Output the listing exactly, leaving nothing out.

▬▬▬▬▬▬
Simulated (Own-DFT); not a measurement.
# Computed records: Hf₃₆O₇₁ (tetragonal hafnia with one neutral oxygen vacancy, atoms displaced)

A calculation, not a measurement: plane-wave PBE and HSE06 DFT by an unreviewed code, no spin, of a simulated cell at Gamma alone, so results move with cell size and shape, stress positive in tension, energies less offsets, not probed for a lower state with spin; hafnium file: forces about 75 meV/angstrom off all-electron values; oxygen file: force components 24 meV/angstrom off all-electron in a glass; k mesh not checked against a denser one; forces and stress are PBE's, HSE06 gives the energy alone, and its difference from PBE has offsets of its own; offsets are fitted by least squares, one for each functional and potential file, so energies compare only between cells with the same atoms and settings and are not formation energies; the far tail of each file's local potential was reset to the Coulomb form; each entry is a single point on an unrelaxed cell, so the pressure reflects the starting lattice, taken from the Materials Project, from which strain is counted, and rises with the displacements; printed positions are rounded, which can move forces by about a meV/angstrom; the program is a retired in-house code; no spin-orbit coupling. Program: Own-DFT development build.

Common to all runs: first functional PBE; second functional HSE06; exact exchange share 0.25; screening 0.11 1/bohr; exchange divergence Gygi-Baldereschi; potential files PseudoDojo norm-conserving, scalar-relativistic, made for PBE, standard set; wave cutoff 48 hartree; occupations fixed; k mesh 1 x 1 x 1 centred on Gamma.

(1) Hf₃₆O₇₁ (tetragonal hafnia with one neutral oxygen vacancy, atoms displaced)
▬▬▬▬▬▬

(Your response):
Simulated (Own-DFT); not a measurement.
# Computed records: Hf₃₆O₇₁ (tetragonal hafnia with one neutral oxygen vacancy, atoms displaced)

A calculation, not a measurement: plane-wave PBE and HSE06 DFT by an unreviewed code, no spin, of a simulated cell at Gamma alone, so results move with cell size and shape, stress positive in tension, energies less offsets, not probed for a lower state with spin; hafnium file: forces about 75 meV/angstrom off all-electron values; oxygen file: force components 24 meV/angstrom off all-electron in a glass; k mesh not checked against a denser one; forces and stress are PBE's, HSE06 gives the energy alone, and its difference from PBE has offsets of its own; offsets are fitted by least squares, one for each functional and potential file, so energies compare only between cells with the same atoms and settings and are not formation energies; the far tail of each file's local potential was reset to the Coulomb form; each entry is a single point on an unrelaxed cell, so the pressure reflects the starting lattice, taken from the Materials Project, from which strain is counted, and rises with the displacements; printed positions are rounded, which can move forces by about a meV/angstrom; the program is a retired in-house code; no spin-orbit coupling. Program: Own-DFT development build.

Common to all runs: first functional PBE; second functional HSE06; exact exchange share 0.25; screening 0.11 1/bohr; exchange divergence Gygi-Baldereschi; potential files PseudoDojo norm-conserving, scalar-relativistic, made for PBE, standard set; wave cutoff 48 hartree; occupations fixed; k mesh 1 x 1 x 1 centred on Gamma.

(1) Hf₃₆O₇₁ (tetragonal hafnia with one neutral oxygen vacancy, atoms displaced)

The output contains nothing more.